**SUPPLIED DATA**
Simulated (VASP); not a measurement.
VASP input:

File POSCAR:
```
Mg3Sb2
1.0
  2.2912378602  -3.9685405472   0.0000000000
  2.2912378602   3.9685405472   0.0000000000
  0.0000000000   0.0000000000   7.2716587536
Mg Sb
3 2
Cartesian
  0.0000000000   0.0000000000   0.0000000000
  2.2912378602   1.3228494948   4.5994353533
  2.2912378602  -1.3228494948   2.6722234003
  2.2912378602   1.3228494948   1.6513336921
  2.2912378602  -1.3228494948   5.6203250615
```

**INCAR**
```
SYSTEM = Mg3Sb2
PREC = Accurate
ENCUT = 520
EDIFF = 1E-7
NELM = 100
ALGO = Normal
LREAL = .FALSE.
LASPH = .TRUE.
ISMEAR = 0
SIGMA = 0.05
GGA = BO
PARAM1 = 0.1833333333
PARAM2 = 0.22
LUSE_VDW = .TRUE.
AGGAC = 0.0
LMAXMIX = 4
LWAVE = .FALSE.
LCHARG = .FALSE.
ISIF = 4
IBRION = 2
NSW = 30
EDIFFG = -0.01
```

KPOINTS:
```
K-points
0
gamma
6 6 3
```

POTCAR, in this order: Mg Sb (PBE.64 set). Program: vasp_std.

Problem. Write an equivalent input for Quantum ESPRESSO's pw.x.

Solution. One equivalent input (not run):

**BRIEF**
In exact wording, restate the lines of the data above from the first through the one holding "Problem. Write an", and stop after that line.

**SOLUTION**
Simulated (VASP); not a measurement.
VASP input:

File POSCAR:
```
Mg3Sb2
1.0
  2.2912378602  -3.9685405472   0.0000000000
  2.2912378602   3.9685405472   0.0000000000
  0.0000000000   0.0000000000   7.2716587536
Mg Sb
3 2
Cartesian
  0.0000000000   0.0000000000   0.0000000000
  2.2912378602   1.3228494948   4.5994353533
  2.2912378602  -1.3228494948   2.6722234003
  2.2912378602   1.3228494948   1.6513336921
  2.2912378602  -1.3228494948   5.6203250615
```

**INCAR**
```
SYSTEM = Mg3Sb2
PREC = Accurate
ENCUT = 520
EDIFF = 1E-7
NELM = 100
ALGO = Normal
LREAL = .FALSE.
LASPH = .TRUE.
ISMEAR = 0
SIGMA = 0.05
GGA = BO
PARAM1 = 0.1833333333
PARAM2 = 0.22
LUSE_VDW = .TRUE.
AGGAC = 0.0
LMAXMIX = 4
LWAVE = .FALSE.
LCHARG = .FALSE.
ISIF = 4
IBRION = 2
NSW = 30
EDIFFG = -0.01
```

KPOINTS:
```
K-points
0
gamma
6 6 3
```

POTCAR, in this order: Mg Sb (PBE.64 set). Program: vasp_std.

Problem. Write an equivalent input for Quantum ESPRESSO's pw.x.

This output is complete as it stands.